• [Work order]
Within the records below, reproduce without change the lines from the line that has "b2u | 6.27 | 198 | 0.081 |" through the line that has "184 | 0.049 |", and only those.

• [Data excerpts]
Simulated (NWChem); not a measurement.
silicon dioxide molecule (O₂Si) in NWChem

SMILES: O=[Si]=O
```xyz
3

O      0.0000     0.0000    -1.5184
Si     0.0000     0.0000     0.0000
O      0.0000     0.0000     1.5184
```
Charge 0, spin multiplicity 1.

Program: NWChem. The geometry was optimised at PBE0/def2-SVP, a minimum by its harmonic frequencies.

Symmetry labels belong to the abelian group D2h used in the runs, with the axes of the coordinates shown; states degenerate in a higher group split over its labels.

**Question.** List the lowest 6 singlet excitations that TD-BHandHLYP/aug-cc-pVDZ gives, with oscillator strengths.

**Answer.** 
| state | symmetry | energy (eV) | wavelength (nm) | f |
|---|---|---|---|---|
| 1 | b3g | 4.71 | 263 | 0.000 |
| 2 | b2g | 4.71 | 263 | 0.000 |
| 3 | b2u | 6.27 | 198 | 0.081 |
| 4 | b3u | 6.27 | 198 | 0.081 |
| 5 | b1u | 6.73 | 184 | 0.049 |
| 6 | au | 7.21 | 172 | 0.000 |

• [Answer section]
| 3 | b2u | 6.27 | 198 | 0.081 |
| 4 | b3u | 6.27 | 198 | 0.081 |
| 5 | b1u | 6.73 | 184 | 0.049 |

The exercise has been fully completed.